____ Information shown

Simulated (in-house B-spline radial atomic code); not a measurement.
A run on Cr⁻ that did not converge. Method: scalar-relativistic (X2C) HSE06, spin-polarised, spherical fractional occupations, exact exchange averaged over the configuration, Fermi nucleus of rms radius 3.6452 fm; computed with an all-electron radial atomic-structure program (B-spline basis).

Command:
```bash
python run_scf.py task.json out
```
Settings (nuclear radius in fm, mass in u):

________

#### [Work request]
Everything in the data should be copied exactly. Leave nothing out.

#### [Written solution]
Simulated (in-house B-spline radial atomic code); not a measurement.
A run on Cr⁻ that did not converge. Method: scalar-relativistic (X2C) HSE06, spin-polarised, spherical fractional occupations, exact exchange averaged over the configuration, Fermi nucleus of rms radius 3.6452 fm; computed with an all-electron radial atomic-structure program (B-spline basis).

Command:
```bash
python run_scf.py task.json out
```
Settings (nuclear radius in fm, mass in u):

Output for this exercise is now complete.